■ Assigned task: Beneath this instruction is a listing. Transcribe from it only the stretch from the line with "A relativistic CI+MBPT" through the line with "312.35 | 1.13 |", both end lines included, exactly as written.

■ Data:
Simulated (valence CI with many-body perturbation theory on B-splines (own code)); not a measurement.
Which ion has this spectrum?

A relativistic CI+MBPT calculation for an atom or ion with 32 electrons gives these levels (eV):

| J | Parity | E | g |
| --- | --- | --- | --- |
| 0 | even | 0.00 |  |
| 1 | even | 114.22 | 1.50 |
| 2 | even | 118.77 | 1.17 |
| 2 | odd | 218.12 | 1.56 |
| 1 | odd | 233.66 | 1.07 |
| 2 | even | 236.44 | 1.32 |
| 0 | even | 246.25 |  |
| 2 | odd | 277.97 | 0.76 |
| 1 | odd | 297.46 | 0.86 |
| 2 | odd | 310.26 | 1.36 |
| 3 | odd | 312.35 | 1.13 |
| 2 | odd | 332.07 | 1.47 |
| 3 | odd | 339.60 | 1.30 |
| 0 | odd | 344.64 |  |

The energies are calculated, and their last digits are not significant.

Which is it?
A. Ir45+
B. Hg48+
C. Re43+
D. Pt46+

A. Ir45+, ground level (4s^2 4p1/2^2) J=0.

■ Exercise response:
A relativistic CI+MBPT calculation for an atom or ion with 32 electrons gives these levels (eV):

| J | Parity | E | g |
| --- | --- | --- | --- |
| 0 | even | 0.00 |  |
| 1 | even | 114.22 | 1.50 |
| 2 | even | 118.77 | 1.17 |
| 2 | odd | 218.12 | 1.56 |
| 1 | odd | 233.66 | 1.07 |
| 2 | even | 236.44 | 1.32 |
| 0 | even | 246.25 |  |
| 2 | odd | 277.97 | 0.76 |
| 1 | odd | 297.46 | 0.86 |
| 2 | odd | 310.26 | 1.36 |
| 3 | odd | 312.35 | 1.13 |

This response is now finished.